ACTIVITY: Everything from the line containing "## Computed NMR" through the line containing "Computed shifts are" in the listing below should be copied exactly, and nothing more.

SUPPLIED MATERIAL:
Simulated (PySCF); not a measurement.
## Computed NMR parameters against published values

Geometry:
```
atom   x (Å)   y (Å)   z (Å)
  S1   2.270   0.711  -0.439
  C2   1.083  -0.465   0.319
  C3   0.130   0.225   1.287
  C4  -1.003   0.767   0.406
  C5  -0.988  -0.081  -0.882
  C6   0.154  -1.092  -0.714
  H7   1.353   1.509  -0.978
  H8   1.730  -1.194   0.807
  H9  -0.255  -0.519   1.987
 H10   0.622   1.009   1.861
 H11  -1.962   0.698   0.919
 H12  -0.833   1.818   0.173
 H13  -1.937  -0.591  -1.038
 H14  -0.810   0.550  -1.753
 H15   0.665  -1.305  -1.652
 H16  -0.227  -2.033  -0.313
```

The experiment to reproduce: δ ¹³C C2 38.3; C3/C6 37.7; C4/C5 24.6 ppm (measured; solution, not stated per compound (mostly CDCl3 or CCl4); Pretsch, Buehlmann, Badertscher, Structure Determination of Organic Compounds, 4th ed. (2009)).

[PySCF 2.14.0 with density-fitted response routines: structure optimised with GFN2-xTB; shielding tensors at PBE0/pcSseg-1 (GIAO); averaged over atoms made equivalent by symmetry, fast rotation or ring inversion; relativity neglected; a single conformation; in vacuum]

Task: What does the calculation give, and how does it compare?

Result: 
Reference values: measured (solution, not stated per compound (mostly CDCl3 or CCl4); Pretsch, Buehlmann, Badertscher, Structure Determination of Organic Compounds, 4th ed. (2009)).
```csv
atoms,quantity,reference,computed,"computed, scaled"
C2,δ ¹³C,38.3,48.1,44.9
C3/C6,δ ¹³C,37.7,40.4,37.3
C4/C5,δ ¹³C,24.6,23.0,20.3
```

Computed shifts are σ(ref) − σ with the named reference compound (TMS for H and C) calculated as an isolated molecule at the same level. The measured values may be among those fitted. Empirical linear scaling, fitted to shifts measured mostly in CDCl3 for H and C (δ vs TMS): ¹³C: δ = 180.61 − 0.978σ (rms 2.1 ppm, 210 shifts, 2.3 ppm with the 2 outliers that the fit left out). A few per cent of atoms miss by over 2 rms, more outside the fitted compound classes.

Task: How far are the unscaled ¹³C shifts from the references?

EXERCISE SOLUTION:
## Computed NMR parameters against published values

Geometry:
```
atom   x (Å)   y (Å)   z (Å)
  S1   2.270   0.711  -0.439
  C2   1.083  -0.465   0.319
  C3   0.130   0.225   1.287
  C4  -1.003   0.767   0.406
  C5  -0.988  -0.081  -0.882
  C6   0.154  -1.092  -0.714
  H7   1.353   1.509  -0.978
  H8   1.730  -1.194   0.807
  H9  -0.255  -0.519   1.987
 H10   0.622   1.009   1.861
 H11  -1.962   0.698   0.919
 H12  -0.833   1.818   0.173
 H13  -1.937  -0.591  -1.038
 H14  -0.810   0.550  -1.753
 H15   0.665  -1.305  -1.652
 H16  -0.227  -2.033  -0.313
```

The experiment to reproduce: δ ¹³C C2 38.3; C3/C6 37.7; C4/C5 24.6 ppm (measured; solution, not stated per compound (mostly CDCl3 or CCl4); Pretsch, Buehlmann, Badertscher, Structure Determination of Organic Compounds, 4th ed. (2009)).

[PySCF 2.14.0 with density-fitted response routines: structure optimised with GFN2-xTB; shielding tensors at PBE0/pcSseg-1 (GIAO); averaged over atoms made equivalent by symmetry, fast rotation or ring inversion; relativity neglected; a single conformation; in vacuum]

Task: What does the calculation give, and how does it compare?

Result: 
Reference values: measured (solution, not stated per compound (mostly CDCl3 or CCl4); Pretsch, Buehlmann, Badertscher, Structure Determination of Organic Compounds, 4th ed. (2009)).
```csv
atoms,quantity,reference,computed,"computed, scaled"
C2,δ ¹³C,38.3,48.1,44.9
C3/C6,δ ¹³C,37.7,40.4,37.3
C4/C5,δ ¹³C,24.6,23.0,20.3
```

Computed shifts are σ(ref) − σ with the named reference compound (TMS for H and C) calculated as an isolated molecule at the same level. The measured values may be among those fitted. Empirical linear scaling, fitted to shifts measured mostly in CDCl3 for H and C (δ vs TMS): ¹³C: δ = 180.61 − 0.978σ (rms 2.1 ppm, 210 shifts, 2.3 ppm with the 2 outliers that the fit left out). A few per cent of atoms miss by over 2 rms, more outside the fitted compound classes.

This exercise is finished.